Action item >> Give back the records in full, with every line exactly as it was.

▼

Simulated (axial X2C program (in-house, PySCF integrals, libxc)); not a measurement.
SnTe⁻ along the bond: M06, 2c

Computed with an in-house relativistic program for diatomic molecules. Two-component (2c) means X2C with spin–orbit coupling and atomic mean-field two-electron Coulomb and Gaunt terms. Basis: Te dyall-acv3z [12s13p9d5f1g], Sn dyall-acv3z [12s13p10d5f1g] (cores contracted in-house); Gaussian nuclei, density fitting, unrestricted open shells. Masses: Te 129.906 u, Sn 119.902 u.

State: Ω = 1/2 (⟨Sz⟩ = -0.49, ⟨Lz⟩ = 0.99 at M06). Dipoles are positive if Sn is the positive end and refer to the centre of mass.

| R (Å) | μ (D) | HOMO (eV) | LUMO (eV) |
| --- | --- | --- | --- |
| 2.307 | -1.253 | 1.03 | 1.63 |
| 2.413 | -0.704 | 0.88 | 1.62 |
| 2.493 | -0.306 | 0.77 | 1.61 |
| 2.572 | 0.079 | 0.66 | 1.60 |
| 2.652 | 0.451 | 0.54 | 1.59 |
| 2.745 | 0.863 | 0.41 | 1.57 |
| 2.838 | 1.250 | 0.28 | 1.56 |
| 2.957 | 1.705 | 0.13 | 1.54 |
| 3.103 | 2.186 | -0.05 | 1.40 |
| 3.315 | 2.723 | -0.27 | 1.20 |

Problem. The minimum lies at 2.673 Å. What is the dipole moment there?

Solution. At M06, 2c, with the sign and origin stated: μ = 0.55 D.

▲

Result >>
Simulated (axial X2C program (in-house, PySCF integrals, libxc)); not a measurement.
SnTe⁻ along the bond: M06, 2c

Computed with an in-house relativistic program for diatomic molecules. Two-component (2c) means X2C with spin–orbit coupling and atomic mean-field two-electron Coulomb and Gaunt terms. Basis: Te dyall-acv3z [12s13p9d5f1g], Sn dyall-acv3z [12s13p10d5f1g] (cores contracted in-house); Gaussian nuclei, density fitting, unrestricted open shells. Masses: Te 129.906 u, Sn 119.902 u.

State: Ω = 1/2 (⟨Sz⟩ = -0.49, ⟨Lz⟩ = 0.99 at M06). Dipoles are positive if Sn is the positive end and refer to the centre of mass.

| R (Å) | μ (D) | HOMO (eV) | LUMO (eV) |
| --- | --- | --- | --- |
| 2.307 | -1.253 | 1.03 | 1.63 |
| 2.413 | -0.704 | 0.88 | 1.62 |
| 2.493 | -0.306 | 0.77 | 1.61 |
| 2.572 | 0.079 | 0.66 | 1.60 |
| 2.652 | 0.451 | 0.54 | 1.59 |
| 2.745 | 0.863 | 0.41 | 1.57 |
| 2.838 | 1.250 | 0.28 | 1.56 |
| 2.957 | 1.705 | 0.13 | 1.54 |
| 3.103 | 2.186 | -0.05 | 1.40 |
| 3.315 | 2.723 | -0.27 | 1.20 |

Problem. The minimum lies at 2.673 Å. What is the dipole moment there?

Solution. At M06, 2c, with the sign and origin stated: μ = 0.55 D.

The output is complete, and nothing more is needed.